━━━ PROVIDED MATERIAL ━━━

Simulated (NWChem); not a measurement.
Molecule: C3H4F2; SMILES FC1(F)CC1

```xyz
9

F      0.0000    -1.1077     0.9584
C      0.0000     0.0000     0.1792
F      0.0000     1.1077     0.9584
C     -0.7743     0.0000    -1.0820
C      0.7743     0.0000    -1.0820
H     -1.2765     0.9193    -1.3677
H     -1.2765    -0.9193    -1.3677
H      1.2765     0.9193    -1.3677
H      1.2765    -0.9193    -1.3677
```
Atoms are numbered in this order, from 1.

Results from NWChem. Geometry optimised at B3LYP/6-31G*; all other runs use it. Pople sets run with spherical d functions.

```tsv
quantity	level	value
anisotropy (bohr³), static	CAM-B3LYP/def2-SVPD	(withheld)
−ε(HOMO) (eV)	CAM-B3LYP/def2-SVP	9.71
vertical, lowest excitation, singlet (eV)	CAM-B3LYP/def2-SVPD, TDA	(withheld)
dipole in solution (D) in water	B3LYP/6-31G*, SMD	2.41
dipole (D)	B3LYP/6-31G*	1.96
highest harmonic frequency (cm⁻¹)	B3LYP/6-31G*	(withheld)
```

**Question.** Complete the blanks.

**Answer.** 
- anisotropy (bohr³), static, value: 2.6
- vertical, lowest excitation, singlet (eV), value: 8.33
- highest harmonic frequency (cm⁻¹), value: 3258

━━━

Exact copies of every record above are required.

- _ANSWER SECTION_:
Simulated (NWChem); not a measurement.
Molecule: C3H4F2; SMILES FC1(F)CC1

```xyz
9

F      0.0000    -1.1077     0.9584
C      0.0000     0.0000     0.1792
F      0.0000     1.1077     0.9584
C     -0.7743     0.0000    -1.0820
C      0.7743     0.0000    -1.0820
H     -1.2765     0.9193    -1.3677
H     -1.2765    -0.9193    -1.3677
H      1.2765     0.9193    -1.3677
H      1.2765    -0.9193    -1.3677
```
Atoms are numbered in this order, from 1.

Results from NWChem. Geometry optimised at B3LYP/6-31G*; all other runs use it. Pople sets run with spherical d functions.

```tsv
quantity	level	value
anisotropy (bohr³), static	CAM-B3LYP/def2-SVPD	(withheld)
−ε(HOMO) (eV)	CAM-B3LYP/def2-SVP	9.71
vertical, lowest excitation, singlet (eV)	CAM-B3LYP/def2-SVPD, TDA	(withheld)
dipole in solution (D) in water	B3LYP/6-31G*, SMD	2.41
dipole (D)	B3LYP/6-31G*	1.96
highest harmonic frequency (cm⁻¹)	B3LYP/6-31G*	(withheld)
```

**Question.** Complete the blanks.

**Answer.** 
- anisotropy (bohr³), static, value: 2.6
- vertical, lowest excitation, singlet (eV), value: 8.33
- highest harmonic frequency (cm⁻¹), value: 3258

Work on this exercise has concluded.